### Input data:
***

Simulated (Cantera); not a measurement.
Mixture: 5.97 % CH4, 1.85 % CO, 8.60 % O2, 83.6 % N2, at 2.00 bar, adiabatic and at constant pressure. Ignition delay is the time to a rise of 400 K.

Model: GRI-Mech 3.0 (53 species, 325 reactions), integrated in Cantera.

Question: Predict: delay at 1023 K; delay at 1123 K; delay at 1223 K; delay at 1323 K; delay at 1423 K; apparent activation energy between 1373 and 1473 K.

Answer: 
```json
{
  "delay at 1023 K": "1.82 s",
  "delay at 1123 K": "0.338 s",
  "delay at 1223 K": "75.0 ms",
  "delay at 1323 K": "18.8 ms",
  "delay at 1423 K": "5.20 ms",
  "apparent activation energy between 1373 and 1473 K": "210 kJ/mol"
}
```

***

### Requirement:
Word for word, reproduce the listing above from its start up to and including the line that has "Model: GRI-Mech 3.0". Give only those lines.

### Your response:
Simulated (Cantera); not a measurement.
Mixture: 5.97 % CH4, 1.85 % CO, 8.60 % O2, 83.6 % N2, at 2.00 bar, adiabatic and at constant pressure. Ignition delay is the time to a rise of 400 K.

Model: GRI-Mech 3.0 (53 species, 325 reactions), integrated in Cantera.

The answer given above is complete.